» **WORK TASK**
Of the entries below, return only those lines from the line with "Geometry: measured (diffraction);" to the line with "122.5 | 3.262 |", exactly, both included.

+++ SUPPLIED RECORDS +++

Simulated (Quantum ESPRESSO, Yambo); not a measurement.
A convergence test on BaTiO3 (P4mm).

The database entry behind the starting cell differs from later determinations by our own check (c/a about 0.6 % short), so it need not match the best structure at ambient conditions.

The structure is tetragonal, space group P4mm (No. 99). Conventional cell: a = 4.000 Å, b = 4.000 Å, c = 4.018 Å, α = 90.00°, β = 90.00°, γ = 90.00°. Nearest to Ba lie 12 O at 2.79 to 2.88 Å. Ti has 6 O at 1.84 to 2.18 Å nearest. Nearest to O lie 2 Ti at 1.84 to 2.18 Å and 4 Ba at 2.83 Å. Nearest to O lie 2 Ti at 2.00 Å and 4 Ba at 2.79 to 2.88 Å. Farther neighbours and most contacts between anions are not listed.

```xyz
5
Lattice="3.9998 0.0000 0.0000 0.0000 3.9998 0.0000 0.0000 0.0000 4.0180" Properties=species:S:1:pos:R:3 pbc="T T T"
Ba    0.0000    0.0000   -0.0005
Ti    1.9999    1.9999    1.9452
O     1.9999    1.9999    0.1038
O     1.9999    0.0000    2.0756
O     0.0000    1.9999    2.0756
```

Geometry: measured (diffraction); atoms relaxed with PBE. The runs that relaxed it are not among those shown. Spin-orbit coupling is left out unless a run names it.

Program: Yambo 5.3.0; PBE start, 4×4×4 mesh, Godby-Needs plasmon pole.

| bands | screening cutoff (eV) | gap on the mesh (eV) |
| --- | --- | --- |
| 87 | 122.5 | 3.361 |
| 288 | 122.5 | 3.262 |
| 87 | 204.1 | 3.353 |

+++

» **EXERCISE RESPONSE**
Geometry: measured (diffraction); atoms relaxed with PBE. The runs that relaxed it are not among those shown. Spin-orbit coupling is left out unless a run names it.

Program: Yambo 5.3.0; PBE start, 4×4×4 mesh, Godby-Needs plasmon pole.

| bands | screening cutoff (eV) | gap on the mesh (eV) |
| --- | --- | --- |
| 87 | 122.5 | 3.361 |
| 288 | 122.5 | 3.262 |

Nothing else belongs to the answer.